*** Block opens ***

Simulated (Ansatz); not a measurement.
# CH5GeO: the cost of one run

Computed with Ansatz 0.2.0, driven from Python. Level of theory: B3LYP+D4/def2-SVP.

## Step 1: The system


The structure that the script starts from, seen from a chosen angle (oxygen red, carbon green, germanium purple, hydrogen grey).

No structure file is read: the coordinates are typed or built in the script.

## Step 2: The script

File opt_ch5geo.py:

*** Block closes ***

▸ WORK TASK
All of the data above must be set down again exactly.

▸ EXPECTED ANSWER
Simulated (Ansatz); not a measurement.
# CH5GeO: the cost of one run

Computed with Ansatz 0.2.0, driven from Python. Level of theory: B3LYP+D4/def2-SVP.

## Step 1: The system


The structure that the script starts from, seen from a chosen angle (oxygen red, carbon green, germanium purple, hydrogen grey).

No structure file is read: the coordinates are typed or built in the script.

## Step 2: The script

File opt_ch5geo.py:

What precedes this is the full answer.